▶ **Task item**
Every record here needs to be written out again exactly.

▶ **Supplied entries**
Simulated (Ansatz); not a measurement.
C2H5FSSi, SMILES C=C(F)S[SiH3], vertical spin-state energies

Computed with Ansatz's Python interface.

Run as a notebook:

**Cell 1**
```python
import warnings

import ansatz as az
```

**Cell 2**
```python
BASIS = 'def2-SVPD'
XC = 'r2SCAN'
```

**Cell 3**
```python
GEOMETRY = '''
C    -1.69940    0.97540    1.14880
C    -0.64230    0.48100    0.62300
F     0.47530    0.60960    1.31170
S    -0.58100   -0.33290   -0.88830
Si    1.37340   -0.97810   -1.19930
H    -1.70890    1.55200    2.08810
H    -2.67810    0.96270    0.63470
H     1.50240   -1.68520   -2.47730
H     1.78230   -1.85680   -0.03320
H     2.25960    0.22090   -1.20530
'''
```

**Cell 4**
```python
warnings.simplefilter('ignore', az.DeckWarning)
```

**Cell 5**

▶ **Worked solution**
Simulated (Ansatz); not a measurement.
C2H5FSSi, SMILES C=C(F)S[SiH3], vertical spin-state energies

Computed with Ansatz's Python interface.

Run as a notebook:

**Cell 1**
```python
import warnings

import ansatz as az
```

**Cell 2**
```python
BASIS = 'def2-SVPD'
XC = 'r2SCAN'
```

**Cell 3**
```python
GEOMETRY = '''
C    -1.69940    0.97540    1.14880
C    -0.64230    0.48100    0.62300
F     0.47530    0.60960    1.31170
S    -0.58100   -0.33290   -0.88830
Si    1.37340   -0.97810   -1.19930
H    -1.70890    1.55200    2.08810
H    -2.67810    0.96270    0.63470
H     1.50240   -1.68520   -2.47730
H     1.78230   -1.85680   -0.03320
H     2.25960    0.22090   -1.20530
'''
```

**Cell 4**
```python
warnings.simplefilter('ignore', az.DeckWarning)
```

**Cell 5**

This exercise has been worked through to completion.